BEGIN Data
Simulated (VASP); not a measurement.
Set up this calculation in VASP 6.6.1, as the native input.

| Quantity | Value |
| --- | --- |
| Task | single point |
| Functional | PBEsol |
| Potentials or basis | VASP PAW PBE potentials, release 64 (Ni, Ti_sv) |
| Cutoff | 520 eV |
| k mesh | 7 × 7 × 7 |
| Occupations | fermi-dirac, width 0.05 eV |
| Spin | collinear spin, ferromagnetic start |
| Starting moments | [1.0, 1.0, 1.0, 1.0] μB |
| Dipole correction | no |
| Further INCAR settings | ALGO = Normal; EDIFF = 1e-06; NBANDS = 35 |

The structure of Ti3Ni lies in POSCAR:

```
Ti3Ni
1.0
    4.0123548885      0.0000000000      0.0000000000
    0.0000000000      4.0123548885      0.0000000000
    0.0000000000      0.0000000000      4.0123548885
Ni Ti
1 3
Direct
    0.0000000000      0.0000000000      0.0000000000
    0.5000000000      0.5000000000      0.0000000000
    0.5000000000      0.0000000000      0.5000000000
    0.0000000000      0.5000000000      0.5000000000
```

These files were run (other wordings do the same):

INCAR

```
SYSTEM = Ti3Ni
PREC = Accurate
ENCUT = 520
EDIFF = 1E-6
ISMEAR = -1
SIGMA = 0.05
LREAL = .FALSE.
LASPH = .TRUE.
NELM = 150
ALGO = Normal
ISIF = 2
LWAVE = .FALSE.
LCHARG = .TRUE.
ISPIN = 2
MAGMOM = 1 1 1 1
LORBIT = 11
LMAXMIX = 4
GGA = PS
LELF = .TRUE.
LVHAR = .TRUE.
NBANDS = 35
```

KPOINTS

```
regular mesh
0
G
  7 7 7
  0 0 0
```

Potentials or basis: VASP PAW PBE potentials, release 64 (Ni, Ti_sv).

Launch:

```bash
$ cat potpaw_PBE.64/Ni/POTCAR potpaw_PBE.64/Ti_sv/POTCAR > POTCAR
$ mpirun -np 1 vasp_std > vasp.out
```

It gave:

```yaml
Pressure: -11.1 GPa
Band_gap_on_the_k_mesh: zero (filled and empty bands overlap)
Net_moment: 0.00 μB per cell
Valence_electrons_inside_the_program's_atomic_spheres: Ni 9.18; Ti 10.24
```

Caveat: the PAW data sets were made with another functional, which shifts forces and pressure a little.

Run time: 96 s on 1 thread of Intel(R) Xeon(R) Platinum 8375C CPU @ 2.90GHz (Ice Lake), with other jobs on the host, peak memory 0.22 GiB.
END Data

**Required action**
Begin at the first line of the material above. Transcribe each line exactly, ending with the line that contains "(Ni, Ti_sv) |".

**Expected answer**
Simulated (VASP); not a measurement.
Set up this calculation in VASP 6.6.1, as the native input.

| Quantity | Value |
| --- | --- |
| Task | single point |
| Functional | PBEsol |
| Potentials or basis | VASP PAW PBE potentials, release 64 (Ni, Ti_sv) |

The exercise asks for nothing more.